■ Exercise ■
Scan the records beneath this line for the line holding "Rows set the" and the line holding "Problem. Fill in", then transcribe exactly those two and all lines between.

◆ ◆ ◆ ◆

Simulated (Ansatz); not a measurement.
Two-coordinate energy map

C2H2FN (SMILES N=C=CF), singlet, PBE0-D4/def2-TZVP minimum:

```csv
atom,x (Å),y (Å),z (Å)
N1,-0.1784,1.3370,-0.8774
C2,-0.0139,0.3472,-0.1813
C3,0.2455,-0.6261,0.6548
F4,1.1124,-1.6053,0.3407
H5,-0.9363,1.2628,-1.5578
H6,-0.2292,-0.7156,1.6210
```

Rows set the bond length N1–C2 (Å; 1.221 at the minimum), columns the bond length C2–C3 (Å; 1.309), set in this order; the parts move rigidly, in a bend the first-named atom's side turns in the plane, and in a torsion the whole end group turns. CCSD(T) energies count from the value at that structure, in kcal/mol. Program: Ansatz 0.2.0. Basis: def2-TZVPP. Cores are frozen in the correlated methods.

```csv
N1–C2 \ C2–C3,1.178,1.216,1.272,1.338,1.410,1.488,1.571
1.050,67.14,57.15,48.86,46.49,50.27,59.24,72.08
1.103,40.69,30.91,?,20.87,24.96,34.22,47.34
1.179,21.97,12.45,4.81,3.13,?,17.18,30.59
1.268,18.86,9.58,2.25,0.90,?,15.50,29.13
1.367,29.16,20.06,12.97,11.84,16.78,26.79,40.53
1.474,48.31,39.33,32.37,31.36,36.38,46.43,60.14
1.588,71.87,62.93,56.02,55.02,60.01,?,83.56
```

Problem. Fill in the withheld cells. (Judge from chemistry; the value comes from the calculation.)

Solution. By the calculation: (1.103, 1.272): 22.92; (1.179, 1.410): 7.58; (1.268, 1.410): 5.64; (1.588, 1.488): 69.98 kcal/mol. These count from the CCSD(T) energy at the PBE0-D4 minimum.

◆ ◆ ◆ ◆

■ Your solution ■
Rows set the bond length N1–C2 (Å; 1.221 at the minimum), columns the bond length C2–C3 (Å; 1.309), set in this order; the parts move rigidly, in a bend the first-named atom's side turns in the plane, and in a torsion the whole end group turns. CCSD(T) energies count from the value at that structure, in kcal/mol. Program: Ansatz 0.2.0. Basis: def2-TZVPP. Cores are frozen in the correlated methods.

```csv
N1–C2 \ C2–C3,1.178,1.216,1.272,1.338,1.410,1.488,1.571
1.050,67.14,57.15,48.86,46.49,50.27,59.24,72.08
1.103,40.69,30.91,?,20.87,24.96,34.22,47.34
1.179,21.97,12.45,4.81,3.13,?,17.18,30.59
1.268,18.86,9.58,2.25,0.90,?,15.50,29.13
1.367,29.16,20.06,12.97,11.84,16.78,26.79,40.53
1.474,48.31,39.33,32.37,31.36,36.38,46.43,60.14
1.588,71.87,62.93,56.02,55.02,60.01,?,83.56
```

Problem. Fill in the withheld cells. (Judge from chemistry; the value comes from the calculation.)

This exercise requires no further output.